= = = =
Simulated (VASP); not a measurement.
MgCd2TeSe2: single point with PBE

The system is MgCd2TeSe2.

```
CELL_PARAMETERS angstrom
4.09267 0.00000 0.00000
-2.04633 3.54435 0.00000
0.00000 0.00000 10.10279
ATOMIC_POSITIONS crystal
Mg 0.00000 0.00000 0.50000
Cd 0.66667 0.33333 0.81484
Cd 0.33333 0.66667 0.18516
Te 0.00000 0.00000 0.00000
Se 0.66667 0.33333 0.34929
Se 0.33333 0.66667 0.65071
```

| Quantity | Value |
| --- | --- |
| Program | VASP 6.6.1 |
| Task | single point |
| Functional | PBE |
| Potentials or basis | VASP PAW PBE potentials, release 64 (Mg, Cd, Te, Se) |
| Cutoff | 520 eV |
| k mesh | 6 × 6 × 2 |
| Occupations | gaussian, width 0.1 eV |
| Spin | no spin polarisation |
= = = =

_Assigned task:_
Nothing should be dropped. Retype each line above as it is.

_Your response:_
Simulated (VASP); not a measurement.
MgCd2TeSe2: single point with PBE

The system is MgCd2TeSe2.

```
CELL_PARAMETERS angstrom
4.09267 0.00000 0.00000
-2.04633 3.54435 0.00000
0.00000 0.00000 10.10279
ATOMIC_POSITIONS crystal
Mg 0.00000 0.00000 0.50000
Cd 0.66667 0.33333 0.81484
Cd 0.33333 0.66667 0.18516
Te 0.00000 0.00000 0.00000
Se 0.66667 0.33333 0.34929
Se 0.33333 0.66667 0.65071
```

| Quantity | Value |
| --- | --- |
| Program | VASP 6.6.1 |
| Task | single point |
| Functional | PBE |
| Potentials or basis | VASP PAW PBE potentials, release 64 (Mg, Cd, Te, Se) |
| Cutoff | 520 eV |
| k mesh | 6 × 6 × 2 |
| Occupations | gaussian, width 0.1 eV |
| Spin | no spin polarisation |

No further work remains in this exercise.